*Listed records:*
=-=-=

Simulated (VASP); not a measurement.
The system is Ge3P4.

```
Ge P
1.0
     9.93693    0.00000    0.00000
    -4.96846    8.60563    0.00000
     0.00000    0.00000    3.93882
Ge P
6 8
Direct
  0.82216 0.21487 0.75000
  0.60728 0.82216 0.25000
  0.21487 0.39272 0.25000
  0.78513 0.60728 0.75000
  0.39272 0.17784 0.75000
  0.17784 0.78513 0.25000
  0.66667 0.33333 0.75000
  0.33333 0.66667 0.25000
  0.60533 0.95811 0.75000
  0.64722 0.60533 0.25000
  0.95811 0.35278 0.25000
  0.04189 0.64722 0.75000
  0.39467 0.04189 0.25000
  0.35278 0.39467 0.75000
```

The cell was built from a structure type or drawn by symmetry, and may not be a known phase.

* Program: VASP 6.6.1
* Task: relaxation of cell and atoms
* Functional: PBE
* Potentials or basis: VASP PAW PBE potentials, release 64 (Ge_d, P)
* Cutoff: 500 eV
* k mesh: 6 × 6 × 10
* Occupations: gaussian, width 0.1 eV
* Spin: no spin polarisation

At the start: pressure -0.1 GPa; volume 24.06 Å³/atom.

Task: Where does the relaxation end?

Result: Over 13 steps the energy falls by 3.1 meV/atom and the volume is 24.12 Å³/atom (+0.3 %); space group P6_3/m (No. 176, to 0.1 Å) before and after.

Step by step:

=-=-=

*Requirement:* Every record above is to be restated exactly as it reads.

*Written reply:*
Simulated (VASP); not a measurement.
The system is Ge3P4.

```
Ge P
1.0
     9.93693    0.00000    0.00000
    -4.96846    8.60563    0.00000
     0.00000    0.00000    3.93882
Ge P
6 8
Direct
  0.82216 0.21487 0.75000
  0.60728 0.82216 0.25000
  0.21487 0.39272 0.25000
  0.78513 0.60728 0.75000
  0.39272 0.17784 0.75000
  0.17784 0.78513 0.25000
  0.66667 0.33333 0.75000
  0.33333 0.66667 0.25000
  0.60533 0.95811 0.75000
  0.64722 0.60533 0.25000
  0.95811 0.35278 0.25000
  0.04189 0.64722 0.75000
  0.39467 0.04189 0.25000
  0.35278 0.39467 0.75000
```

The cell was built from a structure type or drawn by symmetry, and may not be a known phase.

* Program: VASP 6.6.1
* Task: relaxation of cell and atoms
* Functional: PBE
* Potentials or basis: VASP PAW PBE potentials, release 64 (Ge_d, P)
* Cutoff: 500 eV
* k mesh: 6 × 6 × 10
* Occupations: gaussian, width 0.1 eV
* Spin: no spin polarisation

At the start: pressure -0.1 GPa; volume 24.06 Å³/atom.

Task: Where does the relaxation end?

Result: Over 13 steps the energy falls by 3.1 meV/atom and the volume is 24.12 Å³/atom (+0.3 %); space group P6_3/m (No. 176, to 0.1 Å) before and after.

Step by step:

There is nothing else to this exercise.